** Opening Given information block **
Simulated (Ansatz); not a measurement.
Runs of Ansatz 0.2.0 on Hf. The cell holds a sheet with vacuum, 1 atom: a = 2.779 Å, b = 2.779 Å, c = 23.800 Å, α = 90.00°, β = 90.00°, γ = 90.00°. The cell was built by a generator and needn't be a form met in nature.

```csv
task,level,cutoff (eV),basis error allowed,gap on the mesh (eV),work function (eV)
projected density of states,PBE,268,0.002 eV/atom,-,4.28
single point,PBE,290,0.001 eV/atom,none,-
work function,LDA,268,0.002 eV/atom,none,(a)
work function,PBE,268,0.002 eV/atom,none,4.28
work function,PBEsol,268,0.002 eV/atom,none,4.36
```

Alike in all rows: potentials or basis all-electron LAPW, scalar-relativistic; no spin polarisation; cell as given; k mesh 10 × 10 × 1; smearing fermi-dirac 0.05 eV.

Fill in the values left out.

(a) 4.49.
** Closing Given information block **

Assignment:
Lines from the top of the entries above to the line that contains "Fill in the values left out." should be set down exactly, please, with both ends kept and nothing added.

Answer box:
Simulated (Ansatz); not a measurement.
Runs of Ansatz 0.2.0 on Hf. The cell holds a sheet with vacuum, 1 atom: a = 2.779 Å, b = 2.779 Å, c = 23.800 Å, α = 90.00°, β = 90.00°, γ = 90.00°. The cell was built by a generator and needn't be a form met in nature.

```csv
task,level,cutoff (eV),basis error allowed,gap on the mesh (eV),work function (eV)
projected density of states,PBE,268,0.002 eV/atom,-,4.28
single point,PBE,290,0.001 eV/atom,none,-
work function,LDA,268,0.002 eV/atom,none,(a)
work function,PBE,268,0.002 eV/atom,none,4.28
work function,PBEsol,268,0.002 eV/atom,none,4.36
```

Alike in all rows: potentials or basis all-electron LAPW, scalar-relativistic; no spin polarisation; cell as given; k mesh 10 × 10 × 1; smearing fermi-dirac 0.05 eV.

Fill in the values left out.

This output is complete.